[Stored data]:
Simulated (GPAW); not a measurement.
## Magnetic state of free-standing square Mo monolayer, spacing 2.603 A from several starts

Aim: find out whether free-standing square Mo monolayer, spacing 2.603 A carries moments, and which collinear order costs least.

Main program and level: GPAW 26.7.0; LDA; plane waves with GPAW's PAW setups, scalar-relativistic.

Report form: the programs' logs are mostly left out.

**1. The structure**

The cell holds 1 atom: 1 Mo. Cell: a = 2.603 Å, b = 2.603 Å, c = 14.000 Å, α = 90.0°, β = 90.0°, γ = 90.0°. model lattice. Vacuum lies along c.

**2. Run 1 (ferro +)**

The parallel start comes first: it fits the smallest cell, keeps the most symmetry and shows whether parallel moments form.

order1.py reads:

[Assigned task]:
Reproduce the records above exactly as they appear.

[Response area]:
Simulated (GPAW); not a measurement.
## Magnetic state of free-standing square Mo monolayer, spacing 2.603 A from several starts

Aim: find out whether free-standing square Mo monolayer, spacing 2.603 A carries moments, and which collinear order costs least.

Main program and level: GPAW 26.7.0; LDA; plane waves with GPAW's PAW setups, scalar-relativistic.

Report form: the programs' logs are mostly left out.

**1. The structure**

The cell holds 1 atom: 1 Mo. Cell: a = 2.603 Å, b = 2.603 Å, c = 14.000 Å, α = 90.0°, β = 90.0°, γ = 90.0°. model lattice. Vacuum lies along c.

**2. Run 1 (ferro +)**

The parallel start comes first: it fits the smallest cell, keeps the most symmetry and shows whether parallel moments form.

order1.py reads:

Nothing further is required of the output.